===== RECORDED DATA

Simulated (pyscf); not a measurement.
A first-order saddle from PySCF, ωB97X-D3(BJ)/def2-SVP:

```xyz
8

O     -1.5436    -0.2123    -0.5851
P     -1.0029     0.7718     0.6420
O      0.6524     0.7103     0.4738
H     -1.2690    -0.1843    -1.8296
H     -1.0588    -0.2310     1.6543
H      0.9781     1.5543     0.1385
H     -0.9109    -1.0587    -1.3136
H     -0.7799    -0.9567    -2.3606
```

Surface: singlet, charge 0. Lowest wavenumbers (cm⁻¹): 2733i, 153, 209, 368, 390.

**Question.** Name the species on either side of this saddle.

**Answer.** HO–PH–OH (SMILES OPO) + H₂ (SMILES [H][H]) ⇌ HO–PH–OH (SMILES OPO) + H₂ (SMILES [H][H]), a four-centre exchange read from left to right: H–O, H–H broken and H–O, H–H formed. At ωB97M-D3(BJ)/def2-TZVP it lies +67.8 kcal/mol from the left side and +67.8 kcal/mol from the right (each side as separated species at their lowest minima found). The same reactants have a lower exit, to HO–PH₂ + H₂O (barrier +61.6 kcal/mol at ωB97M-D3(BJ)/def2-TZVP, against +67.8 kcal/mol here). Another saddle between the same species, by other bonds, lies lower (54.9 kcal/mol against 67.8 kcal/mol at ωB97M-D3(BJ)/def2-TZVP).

==========

--- REQUIRED ACTION ---
Nothing in the data above should change. Please copy it all.

--- ANSWER AREA ---
Simulated (pyscf); not a measurement.
A first-order saddle from PySCF, ωB97X-D3(BJ)/def2-SVP:

```xyz
8

O     -1.5436    -0.2123    -0.5851
P     -1.0029     0.7718     0.6420
O      0.6524     0.7103     0.4738
H     -1.2690    -0.1843    -1.8296
H     -1.0588    -0.2310     1.6543
H      0.9781     1.5543     0.1385
H     -0.9109    -1.0587    -1.3136
H     -0.7799    -0.9567    -2.3606
```

Surface: singlet, charge 0. Lowest wavenumbers (cm⁻¹): 2733i, 153, 209, 368, 390.

**Question.** Name the species on either side of this saddle.

**Answer.** HO–PH–OH (SMILES OPO) + H₂ (SMILES [H][H]) ⇌ HO–PH–OH (SMILES OPO) + H₂ (SMILES [H][H]), a four-centre exchange read from left to right: H–O, H–H broken and H–O, H–H formed. At ωB97M-D3(BJ)/def2-TZVP it lies +67.8 kcal/mol from the left side and +67.8 kcal/mol from the right (each side as separated species at their lowest minima found). The same reactants have a lower exit, to HO–PH₂ + H₂O (barrier +61.6 kcal/mol at ωB97M-D3(BJ)/def2-TZVP, against +67.8 kcal/mol here). Another saddle between the same species, by other bonds, lies lower (54.9 kcal/mol against 67.8 kcal/mol at ωB97M-D3(BJ)/def2-TZVP).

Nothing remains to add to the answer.